» REQUIREMENT: Only these lines of the data below are wanted: the one with "## CaF4 in VASP and in Ansatz", the one with "A: gap on the", and any lines between them, each repeated exactly.

[DATA RECORDS]

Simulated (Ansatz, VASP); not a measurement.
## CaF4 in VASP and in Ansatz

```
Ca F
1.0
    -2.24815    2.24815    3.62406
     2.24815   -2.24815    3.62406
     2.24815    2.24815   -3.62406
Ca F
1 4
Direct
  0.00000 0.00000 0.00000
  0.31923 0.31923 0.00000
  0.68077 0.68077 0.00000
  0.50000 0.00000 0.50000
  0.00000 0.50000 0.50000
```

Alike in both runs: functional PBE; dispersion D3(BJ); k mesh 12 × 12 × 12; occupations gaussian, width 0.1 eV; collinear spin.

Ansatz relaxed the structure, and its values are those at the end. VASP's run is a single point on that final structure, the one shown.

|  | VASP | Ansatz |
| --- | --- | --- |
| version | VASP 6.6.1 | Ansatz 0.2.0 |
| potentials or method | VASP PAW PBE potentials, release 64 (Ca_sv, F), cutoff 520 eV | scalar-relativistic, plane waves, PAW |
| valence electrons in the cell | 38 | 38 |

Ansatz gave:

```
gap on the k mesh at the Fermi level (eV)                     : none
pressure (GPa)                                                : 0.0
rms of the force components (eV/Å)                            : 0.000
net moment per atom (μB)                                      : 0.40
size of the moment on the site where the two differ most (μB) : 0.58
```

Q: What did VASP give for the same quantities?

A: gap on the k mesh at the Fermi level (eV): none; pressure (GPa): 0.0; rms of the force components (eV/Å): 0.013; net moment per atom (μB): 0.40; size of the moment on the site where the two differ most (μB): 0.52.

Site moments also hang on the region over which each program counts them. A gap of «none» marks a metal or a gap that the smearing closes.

[/DATA RECORDS]

» ANSWER AREA:
## CaF4 in VASP and in Ansatz

```
Ca F
1.0
    -2.24815    2.24815    3.62406
     2.24815   -2.24815    3.62406
     2.24815    2.24815   -3.62406
Ca F
1 4
Direct
  0.00000 0.00000 0.00000
  0.31923 0.31923 0.00000
  0.68077 0.68077 0.00000
  0.50000 0.00000 0.50000
  0.00000 0.50000 0.50000
```

Alike in both runs: functional PBE; dispersion D3(BJ); k mesh 12 × 12 × 12; occupations gaussian, width 0.1 eV; collinear spin.

Ansatz relaxed the structure, and its values are those at the end. VASP's run is a single point on that final structure, the one shown.

|  | VASP | Ansatz |
| --- | --- | --- |
| version | VASP 6.6.1 | Ansatz 0.2.0 |
| potentials or method | VASP PAW PBE potentials, release 64 (Ca_sv, F), cutoff 520 eV | scalar-relativistic, plane waves, PAW |
| valence electrons in the cell | 38 | 38 |

Ansatz gave:

```
gap on the k mesh at the Fermi level (eV)                     : none
pressure (GPa)                                                : 0.0
rms of the force components (eV/Å)                            : 0.000
net moment per atom (μB)                                      : 0.40
size of the moment on the site where the two differ most (μB) : 0.58
```

Q: What did VASP give for the same quantities?

A: gap on the k mesh at the Fermi level (eV): none; pressure (GPa): 0.0; rms of the force components (eV/Å): 0.013; net moment per atom (μB): 0.40; size of the moment on the site where the two differ most (μB): 0.52.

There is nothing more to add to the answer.